— Work instruction —
Give back every entry, exactly as written.

- - - - - - -

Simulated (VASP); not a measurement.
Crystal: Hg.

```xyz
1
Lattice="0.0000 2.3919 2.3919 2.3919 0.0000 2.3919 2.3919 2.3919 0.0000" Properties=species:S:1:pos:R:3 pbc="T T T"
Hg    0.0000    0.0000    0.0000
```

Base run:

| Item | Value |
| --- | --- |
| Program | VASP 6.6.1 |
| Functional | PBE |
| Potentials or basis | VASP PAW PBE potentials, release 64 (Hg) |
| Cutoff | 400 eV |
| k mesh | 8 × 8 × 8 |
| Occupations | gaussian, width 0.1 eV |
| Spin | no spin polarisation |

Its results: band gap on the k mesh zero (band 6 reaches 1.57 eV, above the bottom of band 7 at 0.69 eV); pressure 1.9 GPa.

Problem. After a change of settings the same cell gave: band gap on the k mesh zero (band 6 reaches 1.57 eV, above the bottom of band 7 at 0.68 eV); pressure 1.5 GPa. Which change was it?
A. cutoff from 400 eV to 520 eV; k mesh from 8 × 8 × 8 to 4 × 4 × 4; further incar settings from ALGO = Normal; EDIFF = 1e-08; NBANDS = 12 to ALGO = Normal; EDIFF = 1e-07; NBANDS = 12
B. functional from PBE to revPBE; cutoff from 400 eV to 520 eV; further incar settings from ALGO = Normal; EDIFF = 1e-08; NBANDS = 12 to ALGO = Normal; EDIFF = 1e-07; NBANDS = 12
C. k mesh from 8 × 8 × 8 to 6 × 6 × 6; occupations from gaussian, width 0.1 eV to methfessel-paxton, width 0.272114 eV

- - - - - - -

— Problem solution —
Simulated (VASP); not a measurement.
Crystal: Hg.

```xyz
1
Lattice="0.0000 2.3919 2.3919 2.3919 0.0000 2.3919 2.3919 2.3919 0.0000" Properties=species:S:1:pos:R:3 pbc="T T T"
Hg    0.0000    0.0000    0.0000
```

Base run:

| Item | Value |
| --- | --- |
| Program | VASP 6.6.1 |
| Functional | PBE |
| Potentials or basis | VASP PAW PBE potentials, release 64 (Hg) |
| Cutoff | 400 eV |
| k mesh | 8 × 8 × 8 |
| Occupations | gaussian, width 0.1 eV |
| Spin | no spin polarisation |

Its results: band gap on the k mesh zero (band 6 reaches 1.57 eV, above the bottom of band 7 at 0.69 eV); pressure 1.9 GPa.

Problem. After a change of settings the same cell gave: band gap on the k mesh zero (band 6 reaches 1.57 eV, above the bottom of band 7 at 0.68 eV); pressure 1.5 GPa. Which change was it?
A. cutoff from 400 eV to 520 eV; k mesh from 8 × 8 × 8 to 4 × 4 × 4; further incar settings from ALGO = Normal; EDIFF = 1e-08; NBANDS = 12 to ALGO = Normal; EDIFF = 1e-07; NBANDS = 12
B. functional from PBE to revPBE; cutoff from 400 eV to 520 eV; further incar settings from ALGO = Normal; EDIFF = 1e-08; NBANDS = 12 to ALGO = Normal; EDIFF = 1e-07; NBANDS = 12
C. k mesh from 8 × 8 × 8 to 6 × 6 × 6; occupations from gaussian, width 0.1 eV to methfessel-paxton, width 0.272114 eV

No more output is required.